#### TASK ITEM
All lines before the one containing "H2CO3. Valence charge", plus that line itself, are to be printed exactly as they appear below.

━━━━━━

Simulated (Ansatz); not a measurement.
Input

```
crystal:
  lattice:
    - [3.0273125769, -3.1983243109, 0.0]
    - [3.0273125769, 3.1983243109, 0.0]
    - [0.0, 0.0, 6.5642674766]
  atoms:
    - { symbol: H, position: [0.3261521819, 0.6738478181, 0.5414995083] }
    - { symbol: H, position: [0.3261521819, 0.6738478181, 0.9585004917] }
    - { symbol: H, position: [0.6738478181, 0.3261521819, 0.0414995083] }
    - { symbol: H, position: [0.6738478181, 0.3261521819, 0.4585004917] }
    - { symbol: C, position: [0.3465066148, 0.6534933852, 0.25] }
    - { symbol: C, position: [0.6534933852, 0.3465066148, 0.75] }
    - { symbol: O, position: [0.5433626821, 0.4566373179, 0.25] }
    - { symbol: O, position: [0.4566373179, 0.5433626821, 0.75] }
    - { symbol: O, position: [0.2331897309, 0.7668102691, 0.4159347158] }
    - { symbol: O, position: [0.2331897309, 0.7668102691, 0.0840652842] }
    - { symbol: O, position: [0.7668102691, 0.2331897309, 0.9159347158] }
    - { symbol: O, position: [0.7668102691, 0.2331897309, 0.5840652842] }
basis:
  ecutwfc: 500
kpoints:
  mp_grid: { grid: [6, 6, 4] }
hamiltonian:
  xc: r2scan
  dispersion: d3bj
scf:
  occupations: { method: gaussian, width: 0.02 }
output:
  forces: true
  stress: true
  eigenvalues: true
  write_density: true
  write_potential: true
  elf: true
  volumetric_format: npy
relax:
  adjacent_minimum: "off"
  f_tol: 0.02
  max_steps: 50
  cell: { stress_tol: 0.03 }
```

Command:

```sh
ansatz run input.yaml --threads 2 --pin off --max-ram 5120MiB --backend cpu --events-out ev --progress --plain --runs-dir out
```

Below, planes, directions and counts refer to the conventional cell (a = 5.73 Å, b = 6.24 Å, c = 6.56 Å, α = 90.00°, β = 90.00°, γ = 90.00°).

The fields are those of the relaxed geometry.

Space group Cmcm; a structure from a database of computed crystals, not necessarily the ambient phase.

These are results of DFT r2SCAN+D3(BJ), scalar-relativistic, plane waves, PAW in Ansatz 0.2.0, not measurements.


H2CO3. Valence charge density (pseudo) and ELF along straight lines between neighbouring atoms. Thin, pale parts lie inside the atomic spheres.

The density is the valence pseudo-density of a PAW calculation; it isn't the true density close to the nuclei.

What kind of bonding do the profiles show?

━━━━━━

#### ANSWER BOX
Simulated (Ansatz); not a measurement.
Input

```
crystal:
  lattice:
    - [3.0273125769, -3.1983243109, 0.0]
    - [3.0273125769, 3.1983243109, 0.0]
    - [0.0, 0.0, 6.5642674766]
  atoms:
    - { symbol: H, position: [0.3261521819, 0.6738478181, 0.5414995083] }
    - { symbol: H, position: [0.3261521819, 0.6738478181, 0.9585004917] }
    - { symbol: H, position: [0.6738478181, 0.3261521819, 0.0414995083] }
    - { symbol: H, position: [0.6738478181, 0.3261521819, 0.4585004917] }
    - { symbol: C, position: [0.3465066148, 0.6534933852, 0.25] }
    - { symbol: C, position: [0.6534933852, 0.3465066148, 0.75] }
    - { symbol: O, position: [0.5433626821, 0.4566373179, 0.25] }
    - { symbol: O, position: [0.4566373179, 0.5433626821, 0.75] }
    - { symbol: O, position: [0.2331897309, 0.7668102691, 0.4159347158] }
    - { symbol: O, position: [0.2331897309, 0.7668102691, 0.0840652842] }
    - { symbol: O, position: [0.7668102691, 0.2331897309, 0.9159347158] }
    - { symbol: O, position: [0.7668102691, 0.2331897309, 0.5840652842] }
basis:
  ecutwfc: 500
kpoints:
  mp_grid: { grid: [6, 6, 4] }
hamiltonian:
  xc: r2scan
  dispersion: d3bj
scf:
  occupations: { method: gaussian, width: 0.02 }
output:
  forces: true
  stress: true
  eigenvalues: true
  write_density: true
  write_potential: true
  elf: true
  volumetric_format: npy
relax:
  adjacent_minimum: "off"
  f_tol: 0.02
  max_steps: 50
  cell: { stress_tol: 0.03 }
```

Command:

```sh
ansatz run input.yaml --threads 2 --pin off --max-ram 5120MiB --backend cpu --events-out ev --progress --plain --runs-dir out
```

Below, planes, directions and counts refer to the conventional cell (a = 5.73 Å, b = 6.24 Å, c = 6.56 Å, α = 90.00°, β = 90.00°, γ = 90.00°).

The fields are those of the relaxed geometry.

Space group Cmcm; a structure from a database of computed crystals, not necessarily the ambient phase.

These are results of DFT r2SCAN+D3(BJ), scalar-relativistic, plane waves, PAW in Ansatz 0.2.0, not measurements.


H2CO3. Valence charge density (pseudo) and ELF along straight lines between neighbouring atoms. Thin, pale parts lie inside the atomic spheres.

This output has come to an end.